+--

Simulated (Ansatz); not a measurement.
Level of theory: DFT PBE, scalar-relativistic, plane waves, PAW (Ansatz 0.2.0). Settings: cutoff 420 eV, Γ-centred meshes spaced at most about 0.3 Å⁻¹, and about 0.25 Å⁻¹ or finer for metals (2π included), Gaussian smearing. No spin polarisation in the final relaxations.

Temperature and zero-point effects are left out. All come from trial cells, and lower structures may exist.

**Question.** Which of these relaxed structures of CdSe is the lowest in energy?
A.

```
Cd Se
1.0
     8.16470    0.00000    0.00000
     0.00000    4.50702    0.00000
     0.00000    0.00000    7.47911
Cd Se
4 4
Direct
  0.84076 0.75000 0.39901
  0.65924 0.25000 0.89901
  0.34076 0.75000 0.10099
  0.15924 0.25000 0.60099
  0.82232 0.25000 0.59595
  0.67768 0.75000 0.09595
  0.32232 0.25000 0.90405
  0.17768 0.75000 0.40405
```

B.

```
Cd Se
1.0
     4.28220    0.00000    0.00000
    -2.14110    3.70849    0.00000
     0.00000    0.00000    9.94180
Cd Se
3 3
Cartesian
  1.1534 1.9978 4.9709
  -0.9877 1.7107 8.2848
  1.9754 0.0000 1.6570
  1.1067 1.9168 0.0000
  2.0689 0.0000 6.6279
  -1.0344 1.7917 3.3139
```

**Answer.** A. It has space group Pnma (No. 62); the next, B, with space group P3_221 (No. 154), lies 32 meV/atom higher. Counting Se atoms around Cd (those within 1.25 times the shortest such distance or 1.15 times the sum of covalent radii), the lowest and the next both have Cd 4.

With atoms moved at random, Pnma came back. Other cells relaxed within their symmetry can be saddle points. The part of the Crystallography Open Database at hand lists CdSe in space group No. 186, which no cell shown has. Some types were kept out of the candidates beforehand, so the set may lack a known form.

+--

- [EXERCISE] Take exactly the lines from the one containing "Temperature and zero-point" through the one containing "both have Cd 4." in the data above, and output them with nothing added.

- [EXERCISE ANSWER]
Temperature and zero-point effects are left out. All come from trial cells, and lower structures may exist.

**Question.** Which of these relaxed structures of CdSe is the lowest in energy?
A.

```
Cd Se
1.0
     8.16470    0.00000    0.00000
     0.00000    4.50702    0.00000
     0.00000    0.00000    7.47911
Cd Se
4 4
Direct
  0.84076 0.75000 0.39901
  0.65924 0.25000 0.89901
  0.34076 0.75000 0.10099
  0.15924 0.25000 0.60099
  0.82232 0.25000 0.59595
  0.67768 0.75000 0.09595
  0.32232 0.25000 0.90405
  0.17768 0.75000 0.40405
```

B.

```
Cd Se
1.0
     4.28220    0.00000    0.00000
    -2.14110    3.70849    0.00000
     0.00000    0.00000    9.94180
Cd Se
3 3
Cartesian
  1.1534 1.9978 4.9709
  -0.9877 1.7107 8.2848
  1.9754 0.0000 1.6570
  1.1067 1.9168 0.0000
  2.0689 0.0000 6.6279
  -1.0344 1.7917 3.3139
```

**Answer.** A. It has space group Pnma (No. 62); the next, B, with space group P3_221 (No. 154), lies 32 meV/atom higher. Counting Se atoms around Cd (those within 1.25 times the shortest such distance or 1.15 times the sum of covalent radii), the lowest and the next both have Cd 4.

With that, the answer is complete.